• Action item:
Reproduce the whole listing that follows, exactly as it stands.

• Supplied data:
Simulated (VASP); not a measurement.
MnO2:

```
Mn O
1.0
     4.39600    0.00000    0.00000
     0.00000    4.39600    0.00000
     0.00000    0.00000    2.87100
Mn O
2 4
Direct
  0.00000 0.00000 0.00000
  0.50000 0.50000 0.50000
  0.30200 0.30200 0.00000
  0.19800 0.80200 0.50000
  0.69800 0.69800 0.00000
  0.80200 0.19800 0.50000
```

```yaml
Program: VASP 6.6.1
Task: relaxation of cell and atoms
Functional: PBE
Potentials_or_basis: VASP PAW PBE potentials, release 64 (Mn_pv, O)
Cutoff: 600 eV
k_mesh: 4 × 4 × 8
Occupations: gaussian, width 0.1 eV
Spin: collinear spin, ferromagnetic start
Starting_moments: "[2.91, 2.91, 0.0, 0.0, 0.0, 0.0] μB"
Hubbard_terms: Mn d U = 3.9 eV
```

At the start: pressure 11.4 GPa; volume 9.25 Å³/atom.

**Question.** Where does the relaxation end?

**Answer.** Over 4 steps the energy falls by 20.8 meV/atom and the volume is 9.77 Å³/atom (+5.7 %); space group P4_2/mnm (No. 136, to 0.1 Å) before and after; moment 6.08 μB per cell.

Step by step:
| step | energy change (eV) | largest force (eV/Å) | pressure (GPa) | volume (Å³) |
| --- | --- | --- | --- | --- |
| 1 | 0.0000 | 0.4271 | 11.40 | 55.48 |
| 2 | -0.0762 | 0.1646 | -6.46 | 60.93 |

• Written reply:
Simulated (VASP); not a measurement.
MnO2:

```
Mn O
1.0
     4.39600    0.00000    0.00000
     0.00000    4.39600    0.00000
     0.00000    0.00000    2.87100
Mn O
2 4
Direct
  0.00000 0.00000 0.00000
  0.50000 0.50000 0.50000
  0.30200 0.30200 0.00000
  0.19800 0.80200 0.50000
  0.69800 0.69800 0.00000
  0.80200 0.19800 0.50000
```

```yaml
Program: VASP 6.6.1
Task: relaxation of cell and atoms
Functional: PBE
Potentials_or_basis: VASP PAW PBE potentials, release 64 (Mn_pv, O)
Cutoff: 600 eV
k_mesh: 4 × 4 × 8
Occupations: gaussian, width 0.1 eV
Spin: collinear spin, ferromagnetic start
Starting_moments: "[2.91, 2.91, 0.0, 0.0, 0.0, 0.0] μB"
Hubbard_terms: Mn d U = 3.9 eV
```

At the start: pressure 11.4 GPa; volume 9.25 Å³/atom.

**Question.** Where does the relaxation end?

**Answer.** Over 4 steps the energy falls by 20.8 meV/atom and the volume is 9.77 Å³/atom (+5.7 %); space group P4_2/mnm (No. 136, to 0.1 Å) before and after; moment 6.08 μB per cell.

Step by step:
| step | energy change (eV) | largest force (eV/Å) | pressure (GPa) | volume (Å³) |
| --- | --- | --- | --- | --- |
| 1 | 0.0000 | 0.4271 | 11.40 | 55.48 |
| 2 | -0.0762 | 0.1646 | -6.46 | 60.93 |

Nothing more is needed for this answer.